Data listing
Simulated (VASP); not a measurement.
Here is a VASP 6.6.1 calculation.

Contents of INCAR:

Work order
Could you retype every record above exactly as given?

Your response
Simulated (VASP); not a measurement.
Here is a VASP 6.6.1 calculation.

Contents of INCAR:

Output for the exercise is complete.